### ASSIGNED TASK
Each line of the entries, from the first to the line containing "Question: Estimate the wall time of this run.", is to be transcribed exactly as it stands; include no other lines.

### SUPPLIED ENTRIES
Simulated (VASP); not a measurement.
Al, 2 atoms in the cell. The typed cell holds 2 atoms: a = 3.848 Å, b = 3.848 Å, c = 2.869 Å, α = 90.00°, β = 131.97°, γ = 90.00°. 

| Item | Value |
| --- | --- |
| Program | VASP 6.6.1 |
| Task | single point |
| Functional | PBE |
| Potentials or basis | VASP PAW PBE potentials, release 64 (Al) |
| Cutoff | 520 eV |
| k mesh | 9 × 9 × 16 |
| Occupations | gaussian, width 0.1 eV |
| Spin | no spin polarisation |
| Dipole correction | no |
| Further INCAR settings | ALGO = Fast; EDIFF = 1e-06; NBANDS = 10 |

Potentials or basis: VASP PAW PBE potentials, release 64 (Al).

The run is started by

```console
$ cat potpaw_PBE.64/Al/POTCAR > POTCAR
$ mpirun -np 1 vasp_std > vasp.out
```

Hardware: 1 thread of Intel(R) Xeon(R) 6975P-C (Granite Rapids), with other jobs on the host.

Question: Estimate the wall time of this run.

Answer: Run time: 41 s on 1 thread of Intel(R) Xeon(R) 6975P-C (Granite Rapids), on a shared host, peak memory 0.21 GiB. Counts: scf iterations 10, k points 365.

### ANSWER BOX
Simulated (VASP); not a measurement.
Al, 2 atoms in the cell. The typed cell holds 2 atoms: a = 3.848 Å, b = 3.848 Å, c = 2.869 Å, α = 90.00°, β = 131.97°, γ = 90.00°. 

| Item | Value |
| --- | --- |
| Program | VASP 6.6.1 |
| Task | single point |
| Functional | PBE |
| Potentials or basis | VASP PAW PBE potentials, release 64 (Al) |
| Cutoff | 520 eV |
| k mesh | 9 × 9 × 16 |
| Occupations | gaussian, width 0.1 eV |
| Spin | no spin polarisation |
| Dipole correction | no |
| Further INCAR settings | ALGO = Fast; EDIFF = 1e-06; NBANDS = 10 |

Potentials or basis: VASP PAW PBE potentials, release 64 (Al).

The run is started by

```console
$ cat potpaw_PBE.64/Al/POTCAR > POTCAR
$ mpirun -np 1 vasp_std > vasp.out
```

Hardware: 1 thread of Intel(R) Xeon(R) 6975P-C (Granite Rapids), with other jobs on the host.

Question: Estimate the wall time of this run.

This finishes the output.